_WORK INSTRUCTION_
Restate the following entries exactly, including every line.

_RAW DATA_
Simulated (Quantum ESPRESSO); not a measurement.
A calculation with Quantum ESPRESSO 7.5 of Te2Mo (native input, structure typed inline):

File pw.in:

_YOUR SOLUTION_
Simulated (Quantum ESPRESSO); not a measurement.
A calculation with Quantum ESPRESSO 7.5 of Te2Mo (native input, structure typed inline):

File pw.in:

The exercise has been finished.